Carry over every entry exactly as it appears in the records.

# RECORD EXTRACTS
=-=-=-=-=

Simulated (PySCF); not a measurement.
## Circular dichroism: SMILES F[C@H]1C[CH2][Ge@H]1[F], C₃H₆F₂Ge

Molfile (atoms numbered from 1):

=-=-=-=-=

# TASK SOLUTION
Simulated (PySCF); not a measurement.
## Circular dichroism: SMILES F[C@H]1C[CH2][Ge@H]1[F], C₃H₆F₂Ge

Molfile (atoms numbered from 1):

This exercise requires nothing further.